Work order ▸ Starting at the line below holding "single point |" and stopping at the line holding "The pressure is", print every line exactly, both ends included, and leave the rest out.

Information shown ▸
────────────────────────────────────────
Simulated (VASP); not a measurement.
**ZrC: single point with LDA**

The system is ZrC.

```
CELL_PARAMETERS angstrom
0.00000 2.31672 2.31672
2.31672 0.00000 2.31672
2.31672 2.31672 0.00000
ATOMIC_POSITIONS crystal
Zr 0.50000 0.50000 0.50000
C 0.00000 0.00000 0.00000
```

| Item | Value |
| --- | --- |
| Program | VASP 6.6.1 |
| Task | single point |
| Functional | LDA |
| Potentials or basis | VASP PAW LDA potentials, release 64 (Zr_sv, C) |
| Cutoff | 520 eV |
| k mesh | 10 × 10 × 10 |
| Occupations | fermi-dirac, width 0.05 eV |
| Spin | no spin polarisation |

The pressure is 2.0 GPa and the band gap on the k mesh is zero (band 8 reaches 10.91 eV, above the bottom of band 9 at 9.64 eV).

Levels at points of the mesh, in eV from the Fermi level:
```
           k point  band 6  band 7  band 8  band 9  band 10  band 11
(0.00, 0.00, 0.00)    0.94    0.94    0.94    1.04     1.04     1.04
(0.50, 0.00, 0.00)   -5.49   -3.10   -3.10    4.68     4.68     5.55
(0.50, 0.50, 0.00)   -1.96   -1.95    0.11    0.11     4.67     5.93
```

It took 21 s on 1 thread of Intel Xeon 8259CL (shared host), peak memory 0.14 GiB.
────────────────────────────────────────

Answer box ▸
| Task | single point |
| Functional | LDA |
| Potentials or basis | VASP PAW LDA potentials, release 64 (Zr_sv, C) |
| Cutoff | 520 eV |
| k mesh | 10 × 10 × 10 |
| Occupations | fermi-dirac, width 0.05 eV |
| Spin | no spin polarisation |

The pressure is 2.0 GPa and the band gap on the k mesh is zero (band 8 reaches 10.91 eV, above the bottom of band 9 at 9.64 eV).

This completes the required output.